### Exercise:
Reproduce every entry exactly.

(Data listing begins)

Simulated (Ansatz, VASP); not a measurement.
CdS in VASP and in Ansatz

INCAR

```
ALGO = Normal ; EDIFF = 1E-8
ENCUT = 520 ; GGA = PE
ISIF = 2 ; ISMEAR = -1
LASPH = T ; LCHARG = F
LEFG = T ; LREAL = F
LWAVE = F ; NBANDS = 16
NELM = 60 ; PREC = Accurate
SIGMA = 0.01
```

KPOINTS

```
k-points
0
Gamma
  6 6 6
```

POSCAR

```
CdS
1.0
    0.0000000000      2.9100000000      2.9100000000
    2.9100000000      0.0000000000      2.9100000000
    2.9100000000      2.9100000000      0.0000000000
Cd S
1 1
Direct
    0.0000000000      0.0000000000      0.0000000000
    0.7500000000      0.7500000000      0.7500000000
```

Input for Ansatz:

(Data listing ends)

### Exercise response:
Simulated (Ansatz, VASP); not a measurement.
CdS in VASP and in Ansatz

INCAR

```
ALGO = Normal ; EDIFF = 1E-8
ENCUT = 520 ; GGA = PE
ISIF = 2 ; ISMEAR = -1
LASPH = T ; LCHARG = F
LEFG = T ; LREAL = F
LWAVE = F ; NBANDS = 16
NELM = 60 ; PREC = Accurate
SIGMA = 0.01
```

KPOINTS

```
k-points
0
Gamma
  6 6 6
```

POSCAR

```
CdS
1.0
    0.0000000000      2.9100000000      2.9100000000
    2.9100000000      0.0000000000      2.9100000000
    2.9100000000      2.9100000000      0.0000000000
Cd S
1 1
Direct
    0.0000000000      0.0000000000      0.0000000000
    0.7500000000      0.7500000000      0.7500000000
```

Input for Ansatz:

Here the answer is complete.